▶ **The data**:
_ _ _ _ _ _ _

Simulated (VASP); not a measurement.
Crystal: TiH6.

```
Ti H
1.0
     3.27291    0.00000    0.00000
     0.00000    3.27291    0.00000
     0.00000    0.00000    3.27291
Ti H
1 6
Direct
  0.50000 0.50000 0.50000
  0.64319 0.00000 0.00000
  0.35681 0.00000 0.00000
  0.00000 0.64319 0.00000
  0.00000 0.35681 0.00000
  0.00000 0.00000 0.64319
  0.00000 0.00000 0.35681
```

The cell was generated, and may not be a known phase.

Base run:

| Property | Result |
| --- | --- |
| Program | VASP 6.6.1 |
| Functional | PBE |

_ _ _ _ _ _ _

Please copy the material exactly, line for line.

Simulated (VASP); not a measurement.
Crystal: TiH6.

```
Ti H
1.0
     3.27291    0.00000    0.00000
     0.00000    3.27291    0.00000
     0.00000    0.00000    3.27291
Ti H
1 6
Direct
  0.50000 0.50000 0.50000
  0.64319 0.00000 0.00000
  0.35681 0.00000 0.00000
  0.00000 0.64319 0.00000
  0.00000 0.35681 0.00000
  0.00000 0.00000 0.64319
  0.00000 0.00000 0.35681
```

The cell was generated, and may not be a known phase.

Base run:

| Property | Result |
| --- | --- |
| Program | VASP 6.6.1 |
| Functional | PBE |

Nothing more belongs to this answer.